=======

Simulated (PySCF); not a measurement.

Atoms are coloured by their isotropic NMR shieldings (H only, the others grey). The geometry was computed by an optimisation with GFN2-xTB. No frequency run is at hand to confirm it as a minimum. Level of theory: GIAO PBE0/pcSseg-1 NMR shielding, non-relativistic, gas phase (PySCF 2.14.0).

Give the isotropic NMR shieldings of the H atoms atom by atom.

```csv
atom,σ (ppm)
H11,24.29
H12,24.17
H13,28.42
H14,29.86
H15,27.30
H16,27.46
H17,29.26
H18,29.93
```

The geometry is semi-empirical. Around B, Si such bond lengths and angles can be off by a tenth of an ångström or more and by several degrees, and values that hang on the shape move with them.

=======

* **Action item**
Using the entries above, quote each line verbatim from the first through the line that contains "Atoms are coloured".

* **Task response**
Simulated (PySCF); not a measurement.

Atoms are coloured by their isotropic NMR shieldings (H only, the others grey). The geometry was computed by an optimisation with GFN2-xTB. No frequency run is at hand to confirm it as a minimum. Level of theory: GIAO PBE0/pcSseg-1 NMR shielding, non-relativistic, gas phase (PySCF 2.14.0).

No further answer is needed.